· · · · · · ·

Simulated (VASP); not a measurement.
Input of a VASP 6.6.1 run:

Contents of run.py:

· · · · · · ·

- **TASK ITEM**: For this exercise, give the entries above again with no difference at all.

- **RESPONSE**:
Simulated (VASP); not a measurement.
Input of a VASP 6.6.1 run:

Contents of run.py:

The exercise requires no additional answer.